> _ENTRIES SUPPLIED_:

┄┄┄┄┄┄┄┄┄┄┄┄┄┄┄┄┄┄┄┄

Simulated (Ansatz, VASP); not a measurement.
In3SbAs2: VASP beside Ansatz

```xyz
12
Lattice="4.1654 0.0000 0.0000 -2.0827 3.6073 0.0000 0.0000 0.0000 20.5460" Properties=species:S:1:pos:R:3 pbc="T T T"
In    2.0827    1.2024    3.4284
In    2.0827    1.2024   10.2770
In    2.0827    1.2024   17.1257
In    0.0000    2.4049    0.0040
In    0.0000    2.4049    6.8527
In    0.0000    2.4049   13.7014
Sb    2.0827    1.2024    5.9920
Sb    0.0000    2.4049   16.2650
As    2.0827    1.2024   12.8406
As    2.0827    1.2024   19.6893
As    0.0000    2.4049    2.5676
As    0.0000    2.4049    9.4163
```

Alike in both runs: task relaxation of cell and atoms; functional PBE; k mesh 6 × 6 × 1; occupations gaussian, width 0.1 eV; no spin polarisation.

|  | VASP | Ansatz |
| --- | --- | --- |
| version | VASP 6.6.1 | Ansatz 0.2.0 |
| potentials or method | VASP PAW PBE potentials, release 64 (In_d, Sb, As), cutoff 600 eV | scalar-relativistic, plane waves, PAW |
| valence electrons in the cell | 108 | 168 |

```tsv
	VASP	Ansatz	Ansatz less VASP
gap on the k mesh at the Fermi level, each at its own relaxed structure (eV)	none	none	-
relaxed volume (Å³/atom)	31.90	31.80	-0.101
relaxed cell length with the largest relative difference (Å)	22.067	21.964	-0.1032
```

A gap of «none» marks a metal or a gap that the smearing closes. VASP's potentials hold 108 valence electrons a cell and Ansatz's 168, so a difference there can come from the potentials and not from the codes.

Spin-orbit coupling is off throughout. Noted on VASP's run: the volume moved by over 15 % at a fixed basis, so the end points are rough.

┄┄┄┄┄┄┄┄┄┄┄┄┄┄┄┄┄┄┄┄

> _ASSIGNMENT_: Your answer must consist only of the lines from the start of the records above through the line with "from the codes.", each retyped exactly.

> _RESPONSE_:
Simulated (Ansatz, VASP); not a measurement.
In3SbAs2: VASP beside Ansatz

```xyz
12
Lattice="4.1654 0.0000 0.0000 -2.0827 3.6073 0.0000 0.0000 0.0000 20.5460" Properties=species:S:1:pos:R:3 pbc="T T T"
In    2.0827    1.2024    3.4284
In    2.0827    1.2024   10.2770
In    2.0827    1.2024   17.1257
In    0.0000    2.4049    0.0040
In    0.0000    2.4049    6.8527
In    0.0000    2.4049   13.7014
Sb    2.0827    1.2024    5.9920
Sb    0.0000    2.4049   16.2650
As    2.0827    1.2024   12.8406
As    2.0827    1.2024   19.6893
As    0.0000    2.4049    2.5676
As    0.0000    2.4049    9.4163
```

Alike in both runs: task relaxation of cell and atoms; functional PBE; k mesh 6 × 6 × 1; occupations gaussian, width 0.1 eV; no spin polarisation.

|  | VASP | Ansatz |
| --- | --- | --- |
| version | VASP 6.6.1 | Ansatz 0.2.0 |
| potentials or method | VASP PAW PBE potentials, release 64 (In_d, Sb, As), cutoff 600 eV | scalar-relativistic, plane waves, PAW |
| valence electrons in the cell | 108 | 168 |

```tsv
	VASP	Ansatz	Ansatz less VASP
gap on the k mesh at the Fermi level, each at its own relaxed structure (eV)	none	none	-
relaxed volume (Å³/atom)	31.90	31.80	-0.101
relaxed cell length with the largest relative difference (Å)	22.067	21.964	-0.1032
```

A gap of «none» marks a metal or a gap that the smearing closes. VASP's potentials hold 108 valence electrons a cell and Ansatz's 168, so a difference there can come from the potentials and not from the codes.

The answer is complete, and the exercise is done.